## Information given
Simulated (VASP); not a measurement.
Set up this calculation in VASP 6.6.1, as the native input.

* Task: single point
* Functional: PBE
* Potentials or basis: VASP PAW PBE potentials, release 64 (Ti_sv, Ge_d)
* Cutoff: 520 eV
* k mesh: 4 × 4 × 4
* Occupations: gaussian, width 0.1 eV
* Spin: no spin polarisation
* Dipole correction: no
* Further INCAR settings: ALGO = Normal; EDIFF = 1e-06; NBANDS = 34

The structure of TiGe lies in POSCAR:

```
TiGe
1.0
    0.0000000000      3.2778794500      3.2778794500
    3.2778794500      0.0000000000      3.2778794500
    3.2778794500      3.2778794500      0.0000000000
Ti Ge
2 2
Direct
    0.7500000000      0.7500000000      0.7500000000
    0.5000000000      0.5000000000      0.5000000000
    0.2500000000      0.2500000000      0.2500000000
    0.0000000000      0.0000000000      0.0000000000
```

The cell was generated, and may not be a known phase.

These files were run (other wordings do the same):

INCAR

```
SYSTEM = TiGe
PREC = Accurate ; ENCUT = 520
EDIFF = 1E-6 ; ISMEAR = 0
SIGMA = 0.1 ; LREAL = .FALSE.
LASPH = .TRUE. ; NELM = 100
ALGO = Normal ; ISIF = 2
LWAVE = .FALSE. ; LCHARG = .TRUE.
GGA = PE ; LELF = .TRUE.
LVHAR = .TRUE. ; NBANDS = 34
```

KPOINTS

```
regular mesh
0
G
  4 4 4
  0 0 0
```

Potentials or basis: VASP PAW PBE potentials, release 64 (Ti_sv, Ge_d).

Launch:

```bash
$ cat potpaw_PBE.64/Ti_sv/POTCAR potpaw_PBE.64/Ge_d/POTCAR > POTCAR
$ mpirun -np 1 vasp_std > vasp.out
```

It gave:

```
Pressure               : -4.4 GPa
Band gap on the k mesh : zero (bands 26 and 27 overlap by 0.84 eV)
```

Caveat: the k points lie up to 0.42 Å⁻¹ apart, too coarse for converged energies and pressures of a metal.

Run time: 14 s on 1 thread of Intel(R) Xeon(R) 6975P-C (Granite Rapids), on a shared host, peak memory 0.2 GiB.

## Assigned task
All that is wanted is the run of lines from the start of the data through the line containing "Caveat: the k", copied word for word.

## Exercise answer
Simulated (VASP); not a measurement.
Set up this calculation in VASP 6.6.1, as the native input.

* Task: single point
* Functional: PBE
* Potentials or basis: VASP PAW PBE potentials, release 64 (Ti_sv, Ge_d)
* Cutoff: 520 eV
* k mesh: 4 × 4 × 4
* Occupations: gaussian, width 0.1 eV
* Spin: no spin polarisation
* Dipole correction: no
* Further INCAR settings: ALGO = Normal; EDIFF = 1e-06; NBANDS = 34

The structure of TiGe lies in POSCAR:

```
TiGe
1.0
    0.0000000000      3.2778794500      3.2778794500
    3.2778794500      0.0000000000      3.2778794500
    3.2778794500      3.2778794500      0.0000000000
Ti Ge
2 2
Direct
    0.7500000000      0.7500000000      0.7500000000
    0.5000000000      0.5000000000      0.5000000000
    0.2500000000      0.2500000000      0.2500000000
    0.0000000000      0.0000000000      0.0000000000
```

The cell was generated, and may not be a known phase.

These files were run (other wordings do the same):

INCAR

```
SYSTEM = TiGe
PREC = Accurate ; ENCUT = 520
EDIFF = 1E-6 ; ISMEAR = 0
SIGMA = 0.1 ; LREAL = .FALSE.
LASPH = .TRUE. ; NELM = 100
ALGO = Normal ; ISIF = 2
LWAVE = .FALSE. ; LCHARG = .TRUE.
GGA = PE ; LELF = .TRUE.
LVHAR = .TRUE. ; NBANDS = 34
```

KPOINTS

```
regular mesh
0
G
  4 4 4
  0 0 0
```

Potentials or basis: VASP PAW PBE potentials, release 64 (Ti_sv, Ge_d).

Launch:

```bash
$ cat potpaw_PBE.64/Ti_sv/POTCAR potpaw_PBE.64/Ge_d/POTCAR > POTCAR
$ mpirun -np 1 vasp_std > vasp.out
```

It gave:

```
Pressure               : -4.4 GPa
Band gap on the k mesh : zero (bands 26 and 27 overlap by 0.84 eV)
```

Caveat: the k points lie up to 0.42 Å⁻¹ apart, too coarse for converged energies and pressures of a metal.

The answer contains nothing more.